• Data under study:
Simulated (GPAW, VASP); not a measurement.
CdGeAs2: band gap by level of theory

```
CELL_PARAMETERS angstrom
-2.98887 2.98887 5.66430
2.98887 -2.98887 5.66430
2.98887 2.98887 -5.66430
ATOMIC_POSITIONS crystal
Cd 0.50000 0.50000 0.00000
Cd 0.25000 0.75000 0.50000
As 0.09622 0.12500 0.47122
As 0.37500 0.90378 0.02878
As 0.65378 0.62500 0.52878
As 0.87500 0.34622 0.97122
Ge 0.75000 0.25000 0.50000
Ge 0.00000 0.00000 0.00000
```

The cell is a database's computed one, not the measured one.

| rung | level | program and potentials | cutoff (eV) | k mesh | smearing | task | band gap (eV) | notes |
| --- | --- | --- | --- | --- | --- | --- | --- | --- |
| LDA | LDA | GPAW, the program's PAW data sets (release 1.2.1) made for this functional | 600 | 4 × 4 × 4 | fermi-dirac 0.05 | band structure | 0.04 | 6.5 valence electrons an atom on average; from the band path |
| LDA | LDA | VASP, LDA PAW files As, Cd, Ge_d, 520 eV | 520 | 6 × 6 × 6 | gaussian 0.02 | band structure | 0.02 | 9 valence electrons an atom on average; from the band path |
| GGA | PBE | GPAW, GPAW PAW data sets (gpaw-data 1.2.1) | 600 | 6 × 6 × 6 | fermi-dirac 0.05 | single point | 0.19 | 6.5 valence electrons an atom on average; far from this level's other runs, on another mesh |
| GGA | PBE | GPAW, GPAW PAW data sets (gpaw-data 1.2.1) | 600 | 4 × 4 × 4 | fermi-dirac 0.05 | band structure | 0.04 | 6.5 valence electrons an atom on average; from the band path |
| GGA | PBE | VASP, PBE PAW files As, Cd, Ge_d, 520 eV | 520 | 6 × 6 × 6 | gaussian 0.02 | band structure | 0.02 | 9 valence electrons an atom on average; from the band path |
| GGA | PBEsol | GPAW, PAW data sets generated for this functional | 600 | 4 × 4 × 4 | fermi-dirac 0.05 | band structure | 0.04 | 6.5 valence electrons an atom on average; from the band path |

• Work item: Begin at the top of the records above and quote each line exactly, ending with the line that contains "The cell is".

• Response area:
Simulated (GPAW, VASP); not a measurement.
CdGeAs2: band gap by level of theory

```
CELL_PARAMETERS angstrom
-2.98887 2.98887 5.66430
2.98887 -2.98887 5.66430
2.98887 2.98887 -5.66430
ATOMIC_POSITIONS crystal
Cd 0.50000 0.50000 0.00000
Cd 0.25000 0.75000 0.50000
As 0.09622 0.12500 0.47122
As 0.37500 0.90378 0.02878
As 0.65378 0.62500 0.52878
As 0.87500 0.34622 0.97122
Ge 0.75000 0.25000 0.50000
Ge 0.00000 0.00000 0.00000
```

The cell is a database's computed one, not the measured one.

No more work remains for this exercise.